→ **Exercise**
Below are the records; restate word for word the lines from the first through the one containing "Wall time 18", and only those.

►

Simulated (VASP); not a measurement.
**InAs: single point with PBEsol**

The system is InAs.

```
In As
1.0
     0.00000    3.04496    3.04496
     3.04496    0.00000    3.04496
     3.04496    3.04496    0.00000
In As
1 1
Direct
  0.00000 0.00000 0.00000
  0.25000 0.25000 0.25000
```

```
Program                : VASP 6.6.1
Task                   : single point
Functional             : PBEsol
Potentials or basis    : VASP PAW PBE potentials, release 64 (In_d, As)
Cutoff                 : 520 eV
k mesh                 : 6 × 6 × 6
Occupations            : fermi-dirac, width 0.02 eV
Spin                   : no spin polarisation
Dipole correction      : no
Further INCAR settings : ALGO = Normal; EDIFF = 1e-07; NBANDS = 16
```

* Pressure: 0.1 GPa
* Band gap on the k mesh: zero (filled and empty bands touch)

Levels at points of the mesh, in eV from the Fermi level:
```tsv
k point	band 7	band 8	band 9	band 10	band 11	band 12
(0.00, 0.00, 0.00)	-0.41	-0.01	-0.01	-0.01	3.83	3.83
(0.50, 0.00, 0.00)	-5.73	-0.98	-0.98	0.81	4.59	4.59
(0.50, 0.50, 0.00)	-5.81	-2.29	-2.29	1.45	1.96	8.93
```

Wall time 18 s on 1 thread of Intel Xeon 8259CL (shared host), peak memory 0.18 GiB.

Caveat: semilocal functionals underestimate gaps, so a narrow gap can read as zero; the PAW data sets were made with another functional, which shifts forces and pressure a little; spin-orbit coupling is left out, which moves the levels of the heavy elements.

◄

→ **Exercise result**
Simulated (VASP); not a measurement.
**InAs: single point with PBEsol**

The system is InAs.

```
In As
1.0
     0.00000    3.04496    3.04496
     3.04496    0.00000    3.04496
     3.04496    3.04496    0.00000
In As
1 1
Direct
  0.00000 0.00000 0.00000
  0.25000 0.25000 0.25000
```

```
Program                : VASP 6.6.1
Task                   : single point
Functional             : PBEsol
Potentials or basis    : VASP PAW PBE potentials, release 64 (In_d, As)
Cutoff                 : 520 eV
k mesh                 : 6 × 6 × 6
Occupations            : fermi-dirac, width 0.02 eV
Spin                   : no spin polarisation
Dipole correction      : no
Further INCAR settings : ALGO = Normal; EDIFF = 1e-07; NBANDS = 16
```

* Pressure: 0.1 GPa
* Band gap on the k mesh: zero (filled and empty bands touch)

Levels at points of the mesh, in eV from the Fermi level:
```tsv
k point	band 7	band 8	band 9	band 10	band 11	band 12
(0.00, 0.00, 0.00)	-0.41	-0.01	-0.01	-0.01	3.83	3.83
(0.50, 0.00, 0.00)	-5.73	-0.98	-0.98	0.81	4.59	4.59
(0.50, 0.50, 0.00)	-5.81	-2.29	-2.29	1.45	1.96	8.93
```

Wall time 18 s on 1 thread of Intel Xeon 8259CL (shared host), peak memory 0.18 GiB.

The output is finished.